- [Work instruction]
Copy out the data below. Keep every word as it is.

Top of Data extracts

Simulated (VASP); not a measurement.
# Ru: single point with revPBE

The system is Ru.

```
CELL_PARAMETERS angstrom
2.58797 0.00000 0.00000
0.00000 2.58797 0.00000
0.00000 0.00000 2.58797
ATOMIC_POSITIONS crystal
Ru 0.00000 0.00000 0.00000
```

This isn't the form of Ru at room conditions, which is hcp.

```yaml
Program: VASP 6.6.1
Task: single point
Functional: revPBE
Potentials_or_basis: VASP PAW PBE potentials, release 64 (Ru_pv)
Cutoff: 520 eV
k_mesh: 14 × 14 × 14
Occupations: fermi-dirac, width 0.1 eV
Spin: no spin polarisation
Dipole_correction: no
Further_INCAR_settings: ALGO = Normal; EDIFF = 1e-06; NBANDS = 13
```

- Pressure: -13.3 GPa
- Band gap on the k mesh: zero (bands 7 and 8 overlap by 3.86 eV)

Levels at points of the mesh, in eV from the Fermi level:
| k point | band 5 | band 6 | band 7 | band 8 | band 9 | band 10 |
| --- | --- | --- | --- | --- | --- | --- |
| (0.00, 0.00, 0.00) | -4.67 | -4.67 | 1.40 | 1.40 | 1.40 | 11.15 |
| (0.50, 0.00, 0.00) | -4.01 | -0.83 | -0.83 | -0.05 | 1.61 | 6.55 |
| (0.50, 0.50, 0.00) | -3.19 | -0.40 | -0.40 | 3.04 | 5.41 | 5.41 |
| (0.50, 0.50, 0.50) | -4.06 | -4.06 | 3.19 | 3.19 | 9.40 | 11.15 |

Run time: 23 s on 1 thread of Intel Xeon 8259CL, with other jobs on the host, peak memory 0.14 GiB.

Bottom of Data extracts

- [Exercise output]
Simulated (VASP); not a measurement.
# Ru: single point with revPBE

The system is Ru.

```
CELL_PARAMETERS angstrom
2.58797 0.00000 0.00000
0.00000 2.58797 0.00000
0.00000 0.00000 2.58797
ATOMIC_POSITIONS crystal
Ru 0.00000 0.00000 0.00000
```

This isn't the form of Ru at room conditions, which is hcp.

```yaml
Program: VASP 6.6.1
Task: single point
Functional: revPBE
Potentials_or_basis: VASP PAW PBE potentials, release 64 (Ru_pv)
Cutoff: 520 eV
k_mesh: 14 × 14 × 14
Occupations: fermi-dirac, width 0.1 eV
Spin: no spin polarisation
Dipole_correction: no
Further_INCAR_settings: ALGO = Normal; EDIFF = 1e-06; NBANDS = 13
```

- Pressure: -13.3 GPa
- Band gap on the k mesh: zero (bands 7 and 8 overlap by 3.86 eV)

Levels at points of the mesh, in eV from the Fermi level:
| k point | band 5 | band 6 | band 7 | band 8 | band 9 | band 10 |
| --- | --- | --- | --- | --- | --- | --- |
| (0.00, 0.00, 0.00) | -4.67 | -4.67 | 1.40 | 1.40 | 1.40 | 11.15 |
| (0.50, 0.00, 0.00) | -4.01 | -0.83 | -0.83 | -0.05 | 1.61 | 6.55 |
| (0.50, 0.50, 0.00) | -3.19 | -0.40 | -0.40 | 3.04 | 5.41 | 5.41 |
| (0.50, 0.50, 0.50) | -4.06 | -4.06 | 3.19 | 3.19 | 9.40 | 11.15 |

Run time: 23 s on 1 thread of Intel Xeon 8259CL, with other jobs on the host, peak memory 0.14 GiB.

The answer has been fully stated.